- [Required action] So that the copy matches the original, write out every entry exactly.

- [Dataset content]
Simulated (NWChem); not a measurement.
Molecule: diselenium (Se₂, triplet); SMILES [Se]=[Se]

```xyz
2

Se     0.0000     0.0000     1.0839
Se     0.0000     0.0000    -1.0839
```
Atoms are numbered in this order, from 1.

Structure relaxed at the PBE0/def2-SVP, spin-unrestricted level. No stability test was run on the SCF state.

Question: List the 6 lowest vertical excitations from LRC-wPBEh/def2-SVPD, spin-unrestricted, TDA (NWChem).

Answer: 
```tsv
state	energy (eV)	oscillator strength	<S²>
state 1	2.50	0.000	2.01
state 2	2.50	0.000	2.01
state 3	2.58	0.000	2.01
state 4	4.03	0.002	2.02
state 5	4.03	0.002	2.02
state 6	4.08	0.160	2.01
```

- [Expected answer]
Simulated (NWChem); not a measurement.
Molecule: diselenium (Se₂, triplet); SMILES [Se]=[Se]

```xyz
2

Se     0.0000     0.0000     1.0839
Se     0.0000     0.0000    -1.0839
```
Atoms are numbered in this order, from 1.

Structure relaxed at the PBE0/def2-SVP, spin-unrestricted level. No stability test was run on the SCF state.

Question: List the 6 lowest vertical excitations from LRC-wPBEh/def2-SVPD, spin-unrestricted, TDA (NWChem).

Answer: 
```tsv
state	energy (eV)	oscillator strength	<S²>
state 1	2.50	0.000	2.01
state 2	2.50	0.000	2.01
state 3	2.58	0.000	2.01
state 4	4.03	0.002	2.02
state 5	4.03	0.002	2.02
state 6	4.08	0.160	2.01
```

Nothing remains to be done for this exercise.